RECORDS PROVIDED Start Marker

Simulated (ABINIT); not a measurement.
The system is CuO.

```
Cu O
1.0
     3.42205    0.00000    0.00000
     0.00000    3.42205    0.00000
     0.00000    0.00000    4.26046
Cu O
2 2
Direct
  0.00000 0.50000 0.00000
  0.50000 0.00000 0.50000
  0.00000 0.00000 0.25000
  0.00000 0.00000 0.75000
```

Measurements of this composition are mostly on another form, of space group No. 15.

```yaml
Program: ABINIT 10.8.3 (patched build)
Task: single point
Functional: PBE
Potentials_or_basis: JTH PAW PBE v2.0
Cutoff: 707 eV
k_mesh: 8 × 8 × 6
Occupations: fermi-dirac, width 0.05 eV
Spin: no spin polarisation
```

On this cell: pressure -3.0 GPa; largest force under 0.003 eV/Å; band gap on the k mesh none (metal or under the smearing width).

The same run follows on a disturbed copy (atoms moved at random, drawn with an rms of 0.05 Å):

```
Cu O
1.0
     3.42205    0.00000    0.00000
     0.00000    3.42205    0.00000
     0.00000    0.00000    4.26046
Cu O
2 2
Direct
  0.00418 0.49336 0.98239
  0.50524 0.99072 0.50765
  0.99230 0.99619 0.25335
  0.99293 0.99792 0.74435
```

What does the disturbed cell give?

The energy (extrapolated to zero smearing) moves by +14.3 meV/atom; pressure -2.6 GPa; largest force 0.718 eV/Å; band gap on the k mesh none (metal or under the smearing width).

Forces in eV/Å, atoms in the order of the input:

RECORDS PROVIDED End Marker

_ASSIGNMENT_.
Produce an exact copy of the entries above.

_RESPONSE_.
Simulated (ABINIT); not a measurement.
The system is CuO.

```
Cu O
1.0
     3.42205    0.00000    0.00000
     0.00000    3.42205    0.00000
     0.00000    0.00000    4.26046
Cu O
2 2
Direct
  0.00000 0.50000 0.00000
  0.50000 0.00000 0.50000
  0.00000 0.00000 0.25000
  0.00000 0.00000 0.75000
```

Measurements of this composition are mostly on another form, of space group No. 15.

```yaml
Program: ABINIT 10.8.3 (patched build)
Task: single point
Functional: PBE
Potentials_or_basis: JTH PAW PBE v2.0
Cutoff: 707 eV
k_mesh: 8 × 8 × 6
Occupations: fermi-dirac, width 0.05 eV
Spin: no spin polarisation
```

On this cell: pressure -3.0 GPa; largest force under 0.003 eV/Å; band gap on the k mesh none (metal or under the smearing width).

The same run follows on a disturbed copy (atoms moved at random, drawn with an rms of 0.05 Å):

```
Cu O
1.0
     3.42205    0.00000    0.00000
     0.00000    3.42205    0.00000
     0.00000    0.00000    4.26046
Cu O
2 2
Direct
  0.00418 0.49336 0.98239
  0.50524 0.99072 0.50765
  0.99230 0.99619 0.25335
  0.99293 0.99792 0.74435
```

What does the disturbed cell give?

The energy (extrapolated to zero smearing) moves by +14.3 meV/atom; pressure -2.6 GPa; largest force 0.718 eV/Å; band gap on the k mesh none (metal or under the smearing width).

Forces in eV/Å, atoms in the order of the input:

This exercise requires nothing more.